Exercise in exact copying. Transcribe every entry that follows, word for word.

:::::
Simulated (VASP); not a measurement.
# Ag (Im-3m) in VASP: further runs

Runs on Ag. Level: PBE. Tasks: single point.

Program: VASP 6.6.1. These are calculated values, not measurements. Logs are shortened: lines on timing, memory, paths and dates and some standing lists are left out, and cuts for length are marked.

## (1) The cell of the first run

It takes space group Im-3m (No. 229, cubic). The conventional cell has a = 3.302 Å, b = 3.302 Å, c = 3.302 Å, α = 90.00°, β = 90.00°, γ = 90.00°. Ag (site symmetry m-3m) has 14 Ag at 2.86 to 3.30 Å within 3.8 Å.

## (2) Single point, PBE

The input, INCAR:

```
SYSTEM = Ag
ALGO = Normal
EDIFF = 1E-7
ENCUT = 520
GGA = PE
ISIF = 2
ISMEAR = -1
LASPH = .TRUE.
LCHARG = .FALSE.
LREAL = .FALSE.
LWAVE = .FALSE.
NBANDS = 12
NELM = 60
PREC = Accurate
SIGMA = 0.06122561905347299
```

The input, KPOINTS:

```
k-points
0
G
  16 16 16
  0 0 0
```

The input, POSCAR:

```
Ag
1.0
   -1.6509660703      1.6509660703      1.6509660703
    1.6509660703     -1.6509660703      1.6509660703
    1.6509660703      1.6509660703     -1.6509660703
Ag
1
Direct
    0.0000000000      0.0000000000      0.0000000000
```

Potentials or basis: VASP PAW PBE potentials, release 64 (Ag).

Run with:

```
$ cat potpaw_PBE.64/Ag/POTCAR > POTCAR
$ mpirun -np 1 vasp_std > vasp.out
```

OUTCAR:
:::::

TASK RESPONSE:
Simulated (VASP); not a measurement.
# Ag (Im-3m) in VASP: further runs

Runs on Ag. Level: PBE. Tasks: single point.

Program: VASP 6.6.1. These are calculated values, not measurements. Logs are shortened: lines on timing, memory, paths and dates and some standing lists are left out, and cuts for length are marked.

## (1) The cell of the first run

It takes space group Im-3m (No. 229, cubic). The conventional cell has a = 3.302 Å, b = 3.302 Å, c = 3.302 Å, α = 90.00°, β = 90.00°, γ = 90.00°. Ag (site symmetry m-3m) has 14 Ag at 2.86 to 3.30 Å within 3.8 Å.

## (2) Single point, PBE

The input, INCAR:

```
SYSTEM = Ag
ALGO = Normal
EDIFF = 1E-7
ENCUT = 520
GGA = PE
ISIF = 2
ISMEAR = -1
LASPH = .TRUE.
LCHARG = .FALSE.
LREAL = .FALSE.
LWAVE = .FALSE.
NBANDS = 12
NELM = 60
PREC = Accurate
SIGMA = 0.06122561905347299
```

The input, KPOINTS:

```
k-points
0
G
  16 16 16
  0 0 0
```

The input, POSCAR:

```
Ag
1.0
   -1.6509660703      1.6509660703      1.6509660703
    1.6509660703     -1.6509660703      1.6509660703
    1.6509660703      1.6509660703     -1.6509660703
Ag
1
Direct
    0.0000000000      0.0000000000      0.0000000000
```

Potentials or basis: VASP PAW PBE potentials, release 64 (Ag).

Run with:

```
$ cat potpaw_PBE.64/Ag/POTCAR > POTCAR
$ mpirun -np 1 vasp_std > vasp.out
```

OUTCAR:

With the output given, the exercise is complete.